Work request |
Where the line containing "Method: CAM-B3LYP/def2-SVPD; geometry: GFN2-xTB;" appears, end your copy; everything from the first line of the records below up to and including it must be reproduced exactly.

╔══
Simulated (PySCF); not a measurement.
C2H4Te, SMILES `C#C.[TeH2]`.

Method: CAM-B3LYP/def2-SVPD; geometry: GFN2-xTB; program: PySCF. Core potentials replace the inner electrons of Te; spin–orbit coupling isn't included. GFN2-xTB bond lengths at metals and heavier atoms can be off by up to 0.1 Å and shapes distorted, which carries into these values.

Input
╚══

Task response |
Simulated (PySCF); not a measurement.
C2H4Te, SMILES `C#C.[TeH2]`.

Method: CAM-B3LYP/def2-SVPD; geometry: GFN2-xTB; program: PySCF. Core potentials replace the inner electrons of Te; spin–orbit coupling isn't included. GFN2-xTB bond lengths at metals and heavier atoms can be off by up to 0.1 Å and shapes distorted, which carries into these values.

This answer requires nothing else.